A line containing "Hardware: 1 thread" appears in the material below. Return exactly every line from the first through that one, and only those.

START Extracted entries

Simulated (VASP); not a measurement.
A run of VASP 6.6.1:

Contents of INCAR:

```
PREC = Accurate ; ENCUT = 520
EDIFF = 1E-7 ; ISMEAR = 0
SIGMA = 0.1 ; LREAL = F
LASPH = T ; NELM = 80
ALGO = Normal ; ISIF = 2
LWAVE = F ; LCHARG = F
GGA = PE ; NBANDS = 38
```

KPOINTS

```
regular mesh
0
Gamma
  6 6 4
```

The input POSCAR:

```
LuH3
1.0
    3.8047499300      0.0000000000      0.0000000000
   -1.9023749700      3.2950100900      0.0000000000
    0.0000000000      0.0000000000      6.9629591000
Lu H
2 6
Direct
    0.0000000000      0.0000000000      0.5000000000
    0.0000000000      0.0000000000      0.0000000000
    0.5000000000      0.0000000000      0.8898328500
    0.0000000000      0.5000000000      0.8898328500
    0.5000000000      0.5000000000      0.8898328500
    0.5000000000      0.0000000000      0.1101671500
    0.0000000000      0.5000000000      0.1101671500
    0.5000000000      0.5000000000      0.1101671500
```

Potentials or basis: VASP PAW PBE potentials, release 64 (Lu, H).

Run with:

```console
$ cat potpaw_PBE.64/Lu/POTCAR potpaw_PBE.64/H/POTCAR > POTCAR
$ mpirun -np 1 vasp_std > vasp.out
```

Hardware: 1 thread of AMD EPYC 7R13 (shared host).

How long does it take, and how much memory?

END Extracted entries

Your solution
Simulated (VASP); not a measurement.
A run of VASP 6.6.1:

Contents of INCAR:

```
PREC = Accurate ; ENCUT = 520
EDIFF = 1E-7 ; ISMEAR = 0
SIGMA = 0.1 ; LREAL = F
LASPH = T ; NELM = 80
ALGO = Normal ; ISIF = 2
LWAVE = F ; LCHARG = F
GGA = PE ; NBANDS = 38
```

KPOINTS

```
regular mesh
0
Gamma
  6 6 4
```

The input POSCAR:

```
LuH3
1.0
    3.8047499300      0.0000000000      0.0000000000
   -1.9023749700      3.2950100900      0.0000000000
    0.0000000000      0.0000000000      6.9629591000
Lu H
2 6
Direct
    0.0000000000      0.0000000000      0.5000000000
    0.0000000000      0.0000000000      0.0000000000
    0.5000000000      0.0000000000      0.8898328500
    0.0000000000      0.5000000000      0.8898328500
    0.5000000000      0.5000000000      0.8898328500
    0.5000000000      0.0000000000      0.1101671500
    0.0000000000      0.5000000000      0.1101671500
    0.5000000000      0.5000000000      0.1101671500
```

Potentials or basis: VASP PAW PBE potentials, release 64 (Lu, H).

Run with:

```console
$ cat potpaw_PBE.64/Lu/POTCAR potpaw_PBE.64/H/POTCAR > POTCAR
$ mpirun -np 1 vasp_std > vasp.out
```

Hardware: 1 thread of AMD EPYC 7R13 (shared host).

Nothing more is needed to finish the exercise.